- _TASK ITEM_
Within the data that follows, set down exactly the lines from the one containing "B. k mesh 3 × 3 × 3" through the one containing "Caveats: all runs", both ends included.

········

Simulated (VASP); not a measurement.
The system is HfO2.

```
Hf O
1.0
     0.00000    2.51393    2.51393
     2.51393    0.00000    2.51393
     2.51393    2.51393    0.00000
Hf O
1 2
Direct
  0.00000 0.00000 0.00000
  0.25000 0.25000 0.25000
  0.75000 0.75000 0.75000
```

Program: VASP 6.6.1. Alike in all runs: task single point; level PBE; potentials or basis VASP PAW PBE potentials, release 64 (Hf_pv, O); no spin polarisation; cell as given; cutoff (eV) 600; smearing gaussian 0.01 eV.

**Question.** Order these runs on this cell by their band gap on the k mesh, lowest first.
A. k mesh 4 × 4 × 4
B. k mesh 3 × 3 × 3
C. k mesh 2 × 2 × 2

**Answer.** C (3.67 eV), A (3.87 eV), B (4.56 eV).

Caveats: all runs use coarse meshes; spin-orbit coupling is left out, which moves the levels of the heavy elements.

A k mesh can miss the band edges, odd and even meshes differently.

········

- _EXERCISE SOLUTION_
B. k mesh 3 × 3 × 3
C. k mesh 2 × 2 × 2

**Answer.** C (3.67 eV), A (3.87 eV), B (4.56 eV).

Caveats: all runs use coarse meshes; spin-orbit coupling is left out, which moves the levels of the heavy elements.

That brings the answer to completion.